Transcribe the data exactly. Leave nothing out.

#### Data under study ####

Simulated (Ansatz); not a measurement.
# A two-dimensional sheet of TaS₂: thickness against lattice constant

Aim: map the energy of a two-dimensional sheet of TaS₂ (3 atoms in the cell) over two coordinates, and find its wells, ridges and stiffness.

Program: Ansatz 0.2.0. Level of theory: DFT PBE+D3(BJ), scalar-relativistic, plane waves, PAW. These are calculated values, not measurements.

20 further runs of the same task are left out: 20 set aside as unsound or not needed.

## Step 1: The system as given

####

_Problem solution_.
Simulated (Ansatz); not a measurement.
# A two-dimensional sheet of TaS₂: thickness against lattice constant

Aim: map the energy of a two-dimensional sheet of TaS₂ (3 atoms in the cell) over two coordinates, and find its wells, ridges and stiffness.

Program: Ansatz 0.2.0. Level of theory: DFT PBE+D3(BJ), scalar-relativistic, plane waves, PAW. These are calculated values, not measurements.

20 further runs of the same task are left out: 20 set aside as unsound or not needed.

## Step 1: The system as given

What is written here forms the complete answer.